> **Extracted records**
_ _ _ _ _

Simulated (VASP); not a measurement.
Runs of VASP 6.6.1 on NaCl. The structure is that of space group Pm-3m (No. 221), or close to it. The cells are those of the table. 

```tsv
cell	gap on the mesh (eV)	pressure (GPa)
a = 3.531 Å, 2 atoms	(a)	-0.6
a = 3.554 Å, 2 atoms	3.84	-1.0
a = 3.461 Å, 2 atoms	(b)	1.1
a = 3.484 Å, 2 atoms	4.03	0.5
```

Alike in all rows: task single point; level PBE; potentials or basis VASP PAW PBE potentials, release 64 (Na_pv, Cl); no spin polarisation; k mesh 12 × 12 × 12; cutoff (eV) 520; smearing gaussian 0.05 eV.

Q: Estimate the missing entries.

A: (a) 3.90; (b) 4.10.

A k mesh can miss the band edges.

_ _ _ _ _

> **Work request**
Retype every line up to and including the one that contains "A: (a) 3.90; (b) 4.10.", beginning at the first line of the records, with no edits.

> **Problem solution**
Simulated (VASP); not a measurement.
Runs of VASP 6.6.1 on NaCl. The structure is that of space group Pm-3m (No. 221), or close to it. The cells are those of the table. 

```tsv
cell	gap on the mesh (eV)	pressure (GPa)
a = 3.531 Å, 2 atoms	(a)	-0.6
a = 3.554 Å, 2 atoms	3.84	-1.0
a = 3.461 Å, 2 atoms	(b)	1.1
a = 3.484 Å, 2 atoms	4.03	0.5
```

Alike in all rows: task single point; level PBE; potentials or basis VASP PAW PBE potentials, release 64 (Na_pv, Cl); no spin polarisation; k mesh 12 × 12 × 12; cutoff (eV) 520; smearing gaussian 0.05 eV.

Q: Estimate the missing entries.

A: (a) 3.90; (b) 4.10.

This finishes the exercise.